→ **Assigned task**
Here is a listing. Repeat it exactly and in its entirety.

Information provided section start

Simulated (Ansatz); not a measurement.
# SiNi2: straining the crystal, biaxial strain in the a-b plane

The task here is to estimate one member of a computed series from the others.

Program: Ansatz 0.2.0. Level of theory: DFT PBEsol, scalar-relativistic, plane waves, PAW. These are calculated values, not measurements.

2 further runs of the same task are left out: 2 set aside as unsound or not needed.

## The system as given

Information provided section end

→ **Response box**
Simulated (Ansatz); not a measurement.
# SiNi2: straining the crystal, biaxial strain in the a-b plane

The task here is to estimate one member of a computed series from the others.

Program: Ansatz 0.2.0. Level of theory: DFT PBEsol, scalar-relativistic, plane waves, PAW. These are calculated values, not measurements.

2 further runs of the same task are left out: 2 set aside as unsound or not needed.

## The system as given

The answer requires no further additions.